Word for word, restate the entries below from their first line through the line that contains "C2H5Si, doublet, SMILES".

+-------+
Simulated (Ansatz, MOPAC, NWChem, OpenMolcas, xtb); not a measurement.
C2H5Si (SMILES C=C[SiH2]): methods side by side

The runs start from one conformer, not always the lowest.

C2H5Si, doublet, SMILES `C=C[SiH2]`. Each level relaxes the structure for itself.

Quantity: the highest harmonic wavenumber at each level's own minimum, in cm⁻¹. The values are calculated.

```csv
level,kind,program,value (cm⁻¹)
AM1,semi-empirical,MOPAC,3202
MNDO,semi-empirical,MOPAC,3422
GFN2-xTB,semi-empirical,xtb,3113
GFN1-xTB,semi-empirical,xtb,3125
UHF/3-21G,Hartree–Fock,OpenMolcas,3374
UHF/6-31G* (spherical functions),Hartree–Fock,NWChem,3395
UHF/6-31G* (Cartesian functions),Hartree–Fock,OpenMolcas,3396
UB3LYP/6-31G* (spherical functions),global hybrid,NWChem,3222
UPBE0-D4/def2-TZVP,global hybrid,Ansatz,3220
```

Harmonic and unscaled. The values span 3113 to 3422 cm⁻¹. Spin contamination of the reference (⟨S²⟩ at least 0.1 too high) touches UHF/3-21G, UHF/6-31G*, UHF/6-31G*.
+-------+

EXERCISE ANSWER.
Simulated (Ansatz, MOPAC, NWChem, OpenMolcas, xtb); not a measurement.
C2H5Si (SMILES C=C[SiH2]): methods side by side

The runs start from one conformer, not always the lowest.

C2H5Si, doublet, SMILES `C=C[SiH2]`. Each level relaxes the structure for itself.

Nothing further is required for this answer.